» **Work request**
Using the material below, write out every entry exactly.

════════════════

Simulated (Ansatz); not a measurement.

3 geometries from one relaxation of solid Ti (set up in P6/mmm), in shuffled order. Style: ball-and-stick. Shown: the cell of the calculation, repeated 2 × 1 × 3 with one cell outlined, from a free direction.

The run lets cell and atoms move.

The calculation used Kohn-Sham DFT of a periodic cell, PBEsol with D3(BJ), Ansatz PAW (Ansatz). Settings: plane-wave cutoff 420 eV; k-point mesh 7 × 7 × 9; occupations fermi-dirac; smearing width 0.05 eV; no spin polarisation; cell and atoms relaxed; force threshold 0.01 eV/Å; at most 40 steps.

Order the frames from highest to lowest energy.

════════════════

» **Exercise result**
Simulated (Ansatz); not a measurement.

3 geometries from one relaxation of solid Ti (set up in P6/mmm), in shuffled order. Style: ball-and-stick. Shown: the cell of the calculation, repeated 2 × 1 × 3 with one cell outlined, from a free direction.

The run lets cell and atoms move.

The calculation used Kohn-Sham DFT of a periodic cell, PBEsol with D3(BJ), Ansatz PAW (Ansatz). Settings: plane-wave cutoff 420 eV; k-point mesh 7 × 7 × 9; occupations fermi-dirac; smearing width 0.05 eV; no spin polarisation; cell and atoms relaxed; force threshold 0.01 eV/Å; at most 40 steps.

Order the frames from highest to lowest energy.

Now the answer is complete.